* [Assigned task]:
Each line from the start of the records through the line containing "Solution. 6.230 eV" is to be transcribed exactly, and no other line is to be included.

* [Supplied records]:
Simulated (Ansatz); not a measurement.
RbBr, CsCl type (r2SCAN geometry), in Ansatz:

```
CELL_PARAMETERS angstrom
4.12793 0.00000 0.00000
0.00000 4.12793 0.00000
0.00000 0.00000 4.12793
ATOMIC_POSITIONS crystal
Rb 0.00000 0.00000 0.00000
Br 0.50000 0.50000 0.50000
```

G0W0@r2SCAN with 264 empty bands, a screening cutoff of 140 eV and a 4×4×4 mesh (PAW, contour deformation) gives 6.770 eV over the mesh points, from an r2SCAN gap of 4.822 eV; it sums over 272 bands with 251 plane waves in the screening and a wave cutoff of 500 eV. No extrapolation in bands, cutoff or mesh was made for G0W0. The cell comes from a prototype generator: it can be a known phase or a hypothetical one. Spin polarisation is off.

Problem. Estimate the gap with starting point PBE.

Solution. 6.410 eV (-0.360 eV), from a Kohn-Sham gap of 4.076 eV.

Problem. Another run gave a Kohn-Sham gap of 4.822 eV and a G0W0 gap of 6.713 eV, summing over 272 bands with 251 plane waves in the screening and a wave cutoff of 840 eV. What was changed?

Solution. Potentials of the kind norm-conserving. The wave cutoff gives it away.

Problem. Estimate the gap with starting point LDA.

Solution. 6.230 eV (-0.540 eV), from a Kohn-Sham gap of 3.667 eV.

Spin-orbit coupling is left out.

* [Response area]:
Simulated (Ansatz); not a measurement.
RbBr, CsCl type (r2SCAN geometry), in Ansatz:

```
CELL_PARAMETERS angstrom
4.12793 0.00000 0.00000
0.00000 4.12793 0.00000
0.00000 0.00000 4.12793
ATOMIC_POSITIONS crystal
Rb 0.00000 0.00000 0.00000
Br 0.50000 0.50000 0.50000
```

G0W0@r2SCAN with 264 empty bands, a screening cutoff of 140 eV and a 4×4×4 mesh (PAW, contour deformation) gives 6.770 eV over the mesh points, from an r2SCAN gap of 4.822 eV; it sums over 272 bands with 251 plane waves in the screening and a wave cutoff of 500 eV. No extrapolation in bands, cutoff or mesh was made for G0W0. The cell comes from a prototype generator: it can be a known phase or a hypothetical one. Spin polarisation is off.

Problem. Estimate the gap with starting point PBE.

Solution. 6.410 eV (-0.360 eV), from a Kohn-Sham gap of 4.076 eV.

Problem. Another run gave a Kohn-Sham gap of 4.822 eV and a G0W0 gap of 6.713 eV, summing over 272 bands with 251 plane waves in the screening and a wave cutoff of 840 eV. What was changed?

Solution. Potentials of the kind norm-conserving. The wave cutoff gives it away.

Problem. Estimate the gap with starting point LDA.

Solution. 6.230 eV (-0.540 eV), from a Kohn-Sham gap of 3.667 eV.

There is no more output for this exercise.